TASK ITEM
In the material below, find the line that contains "Write the native" and the line that contains "- Further INCAR", then write out exactly those two lines and everything between them.

AVAILABLE DATA
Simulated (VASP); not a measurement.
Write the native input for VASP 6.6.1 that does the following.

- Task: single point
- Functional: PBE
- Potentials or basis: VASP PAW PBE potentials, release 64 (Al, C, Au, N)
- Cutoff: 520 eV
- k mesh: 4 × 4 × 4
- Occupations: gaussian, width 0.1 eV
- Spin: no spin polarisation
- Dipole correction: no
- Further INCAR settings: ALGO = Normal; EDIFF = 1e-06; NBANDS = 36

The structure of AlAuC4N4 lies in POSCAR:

TASK RESPONSE
Write the native input for VASP 6.6.1 that does the following.

- Task: single point
- Functional: PBE
- Potentials or basis: VASP PAW PBE potentials, release 64 (Al, C, Au, N)
- Cutoff: 520 eV
- k mesh: 4 × 4 × 4
- Occupations: gaussian, width 0.1 eV
- Spin: no spin polarisation
- Dipole correction: no
- Further INCAR settings: ALGO = Normal; EDIFF = 1e-06; NBANDS = 36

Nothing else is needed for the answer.